§ **Task item**: Please print out every line of the material, unchanged.

☆ ☆ ☆ ☆ ☆ ☆ ☆

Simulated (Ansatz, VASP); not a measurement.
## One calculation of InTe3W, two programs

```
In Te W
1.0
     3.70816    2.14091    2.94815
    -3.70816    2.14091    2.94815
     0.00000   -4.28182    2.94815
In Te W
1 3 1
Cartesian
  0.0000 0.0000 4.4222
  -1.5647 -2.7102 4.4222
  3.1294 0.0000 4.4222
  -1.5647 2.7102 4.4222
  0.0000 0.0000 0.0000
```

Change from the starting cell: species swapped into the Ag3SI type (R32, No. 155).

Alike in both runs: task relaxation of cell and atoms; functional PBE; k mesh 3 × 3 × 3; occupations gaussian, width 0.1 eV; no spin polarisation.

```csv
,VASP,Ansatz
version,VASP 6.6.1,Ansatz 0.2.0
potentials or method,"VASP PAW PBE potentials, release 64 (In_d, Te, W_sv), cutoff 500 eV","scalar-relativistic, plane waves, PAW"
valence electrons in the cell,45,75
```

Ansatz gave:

☆ ☆ ☆ ☆ ☆ ☆ ☆

§ **Your solution**:
Simulated (Ansatz, VASP); not a measurement.
## One calculation of InTe3W, two programs

```
In Te W
1.0
     3.70816    2.14091    2.94815
    -3.70816    2.14091    2.94815
     0.00000   -4.28182    2.94815
In Te W
1 3 1
Cartesian
  0.0000 0.0000 4.4222
  -1.5647 -2.7102 4.4222
  3.1294 0.0000 4.4222
  -1.5647 2.7102 4.4222
  0.0000 0.0000 0.0000
```

Change from the starting cell: species swapped into the Ag3SI type (R32, No. 155).

Alike in both runs: task relaxation of cell and atoms; functional PBE; k mesh 3 × 3 × 3; occupations gaussian, width 0.1 eV; no spin polarisation.

```csv
,VASP,Ansatz
version,VASP 6.6.1,Ansatz 0.2.0
potentials or method,"VASP PAW PBE potentials, release 64 (In_d, Te, W_sv), cutoff 500 eV","scalar-relativistic, plane waves, PAW"
valence electrons in the cell,45,75
```

Ansatz gave:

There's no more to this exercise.